-------------------------
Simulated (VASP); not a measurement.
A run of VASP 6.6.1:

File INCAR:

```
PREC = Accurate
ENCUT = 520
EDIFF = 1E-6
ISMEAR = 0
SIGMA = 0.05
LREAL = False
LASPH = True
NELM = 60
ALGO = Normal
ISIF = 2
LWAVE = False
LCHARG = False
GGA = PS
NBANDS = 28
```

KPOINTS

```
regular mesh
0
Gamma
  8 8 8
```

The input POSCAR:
-------------------------

* _Work instruction_: Reproduce the material exactly. Every line must match.

* _Solution_:
Simulated (VASP); not a measurement.
A run of VASP 6.6.1:

File INCAR:

```
PREC = Accurate
ENCUT = 520
EDIFF = 1E-6
ISMEAR = 0
SIGMA = 0.05
LREAL = False
LASPH = True
NELM = 60
ALGO = Normal
ISIF = 2
LWAVE = False
LCHARG = False
GGA = PS
NBANDS = 28
```

KPOINTS

```
regular mesh
0
Gamma
  8 8 8
```

The input POSCAR:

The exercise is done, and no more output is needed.